> [Action item]
Keep to one stretch of the data below, the lines from the one with "3.00 | 0.00 |" up to and including the one with "6.00 | 0.00 |", and return that stretch exactly.

Segment Open
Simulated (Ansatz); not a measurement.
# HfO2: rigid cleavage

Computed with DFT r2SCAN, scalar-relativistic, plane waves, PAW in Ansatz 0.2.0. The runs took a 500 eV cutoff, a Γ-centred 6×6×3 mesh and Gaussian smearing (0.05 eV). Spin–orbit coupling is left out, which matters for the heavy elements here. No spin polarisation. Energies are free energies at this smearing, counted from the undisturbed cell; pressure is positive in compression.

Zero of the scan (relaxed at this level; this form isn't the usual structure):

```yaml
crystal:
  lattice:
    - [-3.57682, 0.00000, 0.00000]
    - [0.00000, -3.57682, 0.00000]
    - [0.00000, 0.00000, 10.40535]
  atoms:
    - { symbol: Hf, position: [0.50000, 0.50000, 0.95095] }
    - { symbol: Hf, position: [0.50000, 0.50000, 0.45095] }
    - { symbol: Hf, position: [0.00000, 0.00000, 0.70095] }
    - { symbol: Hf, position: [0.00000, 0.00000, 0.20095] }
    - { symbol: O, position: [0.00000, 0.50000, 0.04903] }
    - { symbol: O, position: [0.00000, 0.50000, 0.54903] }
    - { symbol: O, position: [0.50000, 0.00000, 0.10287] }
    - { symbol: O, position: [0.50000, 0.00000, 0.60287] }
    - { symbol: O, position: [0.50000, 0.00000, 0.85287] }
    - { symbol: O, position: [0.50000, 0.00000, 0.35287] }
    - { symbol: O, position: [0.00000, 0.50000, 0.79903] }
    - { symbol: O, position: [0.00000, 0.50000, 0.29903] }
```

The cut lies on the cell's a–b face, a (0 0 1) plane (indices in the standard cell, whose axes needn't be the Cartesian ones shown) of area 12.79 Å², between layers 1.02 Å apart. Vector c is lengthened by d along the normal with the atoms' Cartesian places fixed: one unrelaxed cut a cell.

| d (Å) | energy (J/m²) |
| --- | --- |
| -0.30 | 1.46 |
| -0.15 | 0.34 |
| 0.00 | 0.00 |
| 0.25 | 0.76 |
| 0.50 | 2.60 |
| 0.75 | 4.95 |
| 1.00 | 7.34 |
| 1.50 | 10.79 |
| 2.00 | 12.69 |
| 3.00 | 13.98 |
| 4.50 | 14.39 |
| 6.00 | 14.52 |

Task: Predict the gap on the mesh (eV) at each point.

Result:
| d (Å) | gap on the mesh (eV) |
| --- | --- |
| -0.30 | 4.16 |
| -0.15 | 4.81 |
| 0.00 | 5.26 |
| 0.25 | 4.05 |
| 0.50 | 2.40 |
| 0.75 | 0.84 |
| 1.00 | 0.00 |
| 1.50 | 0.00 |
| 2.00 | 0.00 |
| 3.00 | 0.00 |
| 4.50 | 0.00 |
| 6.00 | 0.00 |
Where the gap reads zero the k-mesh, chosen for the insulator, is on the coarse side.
Segment Closed

> [Written response]
| 3.00 | 0.00 |
| 4.50 | 0.00 |
| 6.00 | 0.00 |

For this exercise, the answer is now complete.